WORK ITEM: When you transcribe the records that follow, reproduce each line exactly as given.

◆ ◆ ◆ ◆ ◆

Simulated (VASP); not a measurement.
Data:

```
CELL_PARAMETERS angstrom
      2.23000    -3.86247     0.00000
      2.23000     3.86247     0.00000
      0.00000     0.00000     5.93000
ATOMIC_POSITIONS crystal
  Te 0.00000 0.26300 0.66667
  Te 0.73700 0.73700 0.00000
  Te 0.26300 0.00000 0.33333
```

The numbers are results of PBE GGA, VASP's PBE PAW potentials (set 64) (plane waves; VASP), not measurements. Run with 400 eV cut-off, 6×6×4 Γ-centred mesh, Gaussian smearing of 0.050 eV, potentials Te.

◆ ◆ ◆ ◆ ◆

ANSWER SECTION:
Simulated (VASP); not a measurement.
Data:

```
CELL_PARAMETERS angstrom
      2.23000    -3.86247     0.00000
      2.23000     3.86247     0.00000
      0.00000     0.00000     5.93000
ATOMIC_POSITIONS crystal
  Te 0.00000 0.26300 0.66667
  Te 0.73700 0.73700 0.00000
  Te 0.26300 0.00000 0.33333
```

The numbers are results of PBE GGA, VASP's PBE PAW potentials (set 64) (plane waves; VASP), not measurements. Run with 400 eV cut-off, 6×6×4 Γ-centred mesh, Gaussian smearing of 0.050 eV, potentials Te.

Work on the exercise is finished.